* **Exercise**: The answer must be the full listing, reproduced word for word.

START Record excerpts
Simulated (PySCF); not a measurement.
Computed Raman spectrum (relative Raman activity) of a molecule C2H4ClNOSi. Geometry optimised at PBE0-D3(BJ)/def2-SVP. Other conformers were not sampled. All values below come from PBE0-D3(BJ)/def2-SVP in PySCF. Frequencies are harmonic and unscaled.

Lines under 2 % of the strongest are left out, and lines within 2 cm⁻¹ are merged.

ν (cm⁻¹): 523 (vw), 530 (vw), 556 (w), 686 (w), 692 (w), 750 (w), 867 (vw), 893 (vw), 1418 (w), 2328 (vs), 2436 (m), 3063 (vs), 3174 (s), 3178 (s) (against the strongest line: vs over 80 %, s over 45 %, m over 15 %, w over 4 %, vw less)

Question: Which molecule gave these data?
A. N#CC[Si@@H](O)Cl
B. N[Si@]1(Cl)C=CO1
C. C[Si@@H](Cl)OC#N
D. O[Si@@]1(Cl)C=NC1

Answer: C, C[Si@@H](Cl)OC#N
END Record excerpts

* **Task output**:
Simulated (PySCF); not a measurement.
Computed Raman spectrum (relative Raman activity) of a molecule C2H4ClNOSi. Geometry optimised at PBE0-D3(BJ)/def2-SVP. Other conformers were not sampled. All values below come from PBE0-D3(BJ)/def2-SVP in PySCF. Frequencies are harmonic and unscaled.

Lines under 2 % of the strongest are left out, and lines within 2 cm⁻¹ are merged.

ν (cm⁻¹): 523 (vw), 530 (vw), 556 (w), 686 (w), 692 (w), 750 (w), 867 (vw), 893 (vw), 1418 (w), 2328 (vs), 2436 (m), 3063 (vs), 3174 (s), 3178 (s) (against the strongest line: vs over 80 %, s over 45 %, m over 15 %, w over 4 %, vw less)

Question: Which molecule gave these data?
A. N#CC[Si@@H](O)Cl
B. N[Si@]1(Cl)C=CO1
C. C[Si@@H](Cl)OC#N
D. O[Si@@]1(Cl)C=NC1

Answer: C, C[Si@@H](Cl)OC#N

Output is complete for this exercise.